────────────────

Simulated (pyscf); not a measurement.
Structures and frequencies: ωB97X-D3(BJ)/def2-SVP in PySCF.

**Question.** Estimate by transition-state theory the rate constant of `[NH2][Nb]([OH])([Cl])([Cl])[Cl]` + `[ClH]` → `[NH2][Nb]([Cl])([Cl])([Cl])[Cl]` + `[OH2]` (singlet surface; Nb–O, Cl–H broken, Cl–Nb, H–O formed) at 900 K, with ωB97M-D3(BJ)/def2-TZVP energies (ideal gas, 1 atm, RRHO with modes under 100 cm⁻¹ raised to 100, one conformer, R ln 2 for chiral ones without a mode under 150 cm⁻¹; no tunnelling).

────────────────

Requirement:
Once the line containing "Structures and frequencies: ωB97X-D3(BJ)/def2-SVP" has been set down, nothing more is wanted; set down each line of the listing above up to it exactly, starting with the first.

Response area:
Simulated (pyscf); not a measurement.
Structures and frequencies: ωB97X-D3(BJ)/def2-SVP in PySCF.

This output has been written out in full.